===== THE DATA
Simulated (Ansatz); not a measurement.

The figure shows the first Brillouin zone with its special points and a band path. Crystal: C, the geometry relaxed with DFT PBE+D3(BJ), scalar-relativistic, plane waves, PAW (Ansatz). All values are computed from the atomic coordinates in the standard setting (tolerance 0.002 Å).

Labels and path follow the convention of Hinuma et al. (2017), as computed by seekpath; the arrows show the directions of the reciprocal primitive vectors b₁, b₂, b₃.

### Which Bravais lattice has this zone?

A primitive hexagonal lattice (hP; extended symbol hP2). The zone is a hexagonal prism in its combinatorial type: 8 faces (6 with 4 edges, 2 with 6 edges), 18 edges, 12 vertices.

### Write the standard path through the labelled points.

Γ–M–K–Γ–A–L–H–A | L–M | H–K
==========

Quote the records above from their first line through the line containing "Labels and path", both ends included.

Simulated (Ansatz); not a measurement.

The figure shows the first Brillouin zone with its special points and a band path. Crystal: C, the geometry relaxed with DFT PBE+D3(BJ), scalar-relativistic, plane waves, PAW (Ansatz). All values are computed from the atomic coordinates in the standard setting (tolerance 0.002 Å).

Labels and path follow the convention of Hinuma et al. (2017), as computed by seekpath; the arrows show the directions of the reciprocal primitive vectors b₁, b₂, b₃.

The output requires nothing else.